#### [Work task]
Start at the top and transcribe every record through the final line exactly.

#### [Data for review]
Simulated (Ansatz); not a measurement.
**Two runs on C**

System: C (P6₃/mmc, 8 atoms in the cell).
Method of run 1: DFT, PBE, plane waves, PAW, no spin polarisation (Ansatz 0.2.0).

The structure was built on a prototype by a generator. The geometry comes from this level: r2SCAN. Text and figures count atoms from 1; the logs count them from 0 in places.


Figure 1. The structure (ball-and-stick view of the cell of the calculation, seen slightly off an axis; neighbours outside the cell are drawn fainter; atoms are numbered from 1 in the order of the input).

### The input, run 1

#### [Exercise output]
Simulated (Ansatz); not a measurement.
**Two runs on C**

System: C (P6₃/mmc, 8 atoms in the cell).
Method of run 1: DFT, PBE, plane waves, PAW, no spin polarisation (Ansatz 0.2.0).

The structure was built on a prototype by a generator. The geometry comes from this level: r2SCAN. Text and figures count atoms from 1; the logs count them from 0 in places.


Figure 1. The structure (ball-and-stick view of the cell of the calculation, seen slightly off an axis; neighbours outside the cell are drawn fainter; atoms are numbered from 1 in the order of the input).

### The input, run 1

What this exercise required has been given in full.